WORK TASK: Each line from the opening of the records that follow to the line with "- Band gap on" needs to be written out exactly. Add nothing.

GIVEN RECORDS:
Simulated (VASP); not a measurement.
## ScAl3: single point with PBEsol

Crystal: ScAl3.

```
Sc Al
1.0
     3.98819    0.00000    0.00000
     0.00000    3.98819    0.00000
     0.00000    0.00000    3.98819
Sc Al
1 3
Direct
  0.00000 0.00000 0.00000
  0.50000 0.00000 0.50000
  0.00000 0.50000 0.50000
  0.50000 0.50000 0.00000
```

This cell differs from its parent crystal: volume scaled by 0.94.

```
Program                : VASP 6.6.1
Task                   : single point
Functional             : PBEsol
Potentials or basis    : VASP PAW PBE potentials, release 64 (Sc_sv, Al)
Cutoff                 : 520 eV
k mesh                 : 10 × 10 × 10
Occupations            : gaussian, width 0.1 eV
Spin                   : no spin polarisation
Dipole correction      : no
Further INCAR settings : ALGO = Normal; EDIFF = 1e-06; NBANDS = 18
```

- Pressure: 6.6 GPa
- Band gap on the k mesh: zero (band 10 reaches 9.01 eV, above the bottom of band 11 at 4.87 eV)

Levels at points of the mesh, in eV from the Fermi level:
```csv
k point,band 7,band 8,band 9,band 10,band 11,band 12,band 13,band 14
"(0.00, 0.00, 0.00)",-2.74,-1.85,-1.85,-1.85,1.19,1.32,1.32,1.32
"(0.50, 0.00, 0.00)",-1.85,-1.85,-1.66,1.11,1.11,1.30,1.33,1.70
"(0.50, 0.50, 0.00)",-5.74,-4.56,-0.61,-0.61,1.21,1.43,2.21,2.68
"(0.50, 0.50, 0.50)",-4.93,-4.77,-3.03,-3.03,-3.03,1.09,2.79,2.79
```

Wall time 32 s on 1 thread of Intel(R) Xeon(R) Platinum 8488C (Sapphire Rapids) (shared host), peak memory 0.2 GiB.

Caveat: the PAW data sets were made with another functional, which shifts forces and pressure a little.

WRITTEN SOLUTION:
Simulated (VASP); not a measurement.
## ScAl3: single point with PBEsol

Crystal: ScAl3.

```
Sc Al
1.0
     3.98819    0.00000    0.00000
     0.00000    3.98819    0.00000
     0.00000    0.00000    3.98819
Sc Al
1 3
Direct
  0.00000 0.00000 0.00000
  0.50000 0.00000 0.50000
  0.00000 0.50000 0.50000
  0.50000 0.50000 0.00000
```

This cell differs from its parent crystal: volume scaled by 0.94.

```
Program                : VASP 6.6.1
Task                   : single point
Functional             : PBEsol
Potentials or basis    : VASP PAW PBE potentials, release 64 (Sc_sv, Al)
Cutoff                 : 520 eV
k mesh                 : 10 × 10 × 10
Occupations            : gaussian, width 0.1 eV
Spin                   : no spin polarisation
Dipole correction      : no
Further INCAR settings : ALGO = Normal; EDIFF = 1e-06; NBANDS = 18
```

- Pressure: 6.6 GPa
- Band gap on the k mesh: zero (band 10 reaches 9.01 eV, above the bottom of band 11 at 4.87 eV)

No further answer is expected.